ASSIGNMENT => For this exercise, repeat the listing below from its first line through the line containing "Processor: Intel(R) Xeon(R)", exactly as written.

AVAILABLE DATA =>
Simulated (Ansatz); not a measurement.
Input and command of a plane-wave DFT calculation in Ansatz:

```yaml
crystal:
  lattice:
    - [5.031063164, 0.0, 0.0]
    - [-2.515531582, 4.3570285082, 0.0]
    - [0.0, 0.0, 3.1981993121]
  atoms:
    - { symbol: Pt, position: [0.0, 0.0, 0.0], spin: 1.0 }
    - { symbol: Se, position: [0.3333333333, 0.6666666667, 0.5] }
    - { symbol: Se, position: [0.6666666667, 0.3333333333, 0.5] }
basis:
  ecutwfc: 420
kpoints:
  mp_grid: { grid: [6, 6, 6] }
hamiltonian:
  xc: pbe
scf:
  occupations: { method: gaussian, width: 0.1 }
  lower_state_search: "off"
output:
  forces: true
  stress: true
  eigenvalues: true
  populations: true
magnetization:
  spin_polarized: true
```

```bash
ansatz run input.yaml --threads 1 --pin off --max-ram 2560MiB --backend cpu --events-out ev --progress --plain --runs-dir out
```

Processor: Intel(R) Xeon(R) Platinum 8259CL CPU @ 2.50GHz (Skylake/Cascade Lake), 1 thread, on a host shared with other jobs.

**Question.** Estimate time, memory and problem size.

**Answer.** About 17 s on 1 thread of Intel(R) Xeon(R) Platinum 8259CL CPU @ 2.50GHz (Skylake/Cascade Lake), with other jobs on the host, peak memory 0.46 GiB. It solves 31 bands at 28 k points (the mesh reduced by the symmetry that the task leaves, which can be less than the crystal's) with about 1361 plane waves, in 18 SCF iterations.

WRITTEN ANSWER =>
Simulated (Ansatz); not a measurement.
Input and command of a plane-wave DFT calculation in Ansatz:

```yaml
crystal:
  lattice:
    - [5.031063164, 0.0, 0.0]
    - [-2.515531582, 4.3570285082, 0.0]
    - [0.0, 0.0, 3.1981993121]
  atoms:
    - { symbol: Pt, position: [0.0, 0.0, 0.0], spin: 1.0 }
    - { symbol: Se, position: [0.3333333333, 0.6666666667, 0.5] }
    - { symbol: Se, position: [0.6666666667, 0.3333333333, 0.5] }
basis:
  ecutwfc: 420
kpoints:
  mp_grid: { grid: [6, 6, 6] }
hamiltonian:
  xc: pbe
scf:
  occupations: { method: gaussian, width: 0.1 }
  lower_state_search: "off"
output:
  forces: true
  stress: true
  eigenvalues: true
  populations: true
magnetization:
  spin_polarized: true
```

```bash
ansatz run input.yaml --threads 1 --pin off --max-ram 2560MiB --backend cpu --events-out ev --progress --plain --runs-dir out
```

Processor: Intel(R) Xeon(R) Platinum 8259CL CPU @ 2.50GHz (Skylake/Cascade Lake), 1 thread, on a host shared with other jobs.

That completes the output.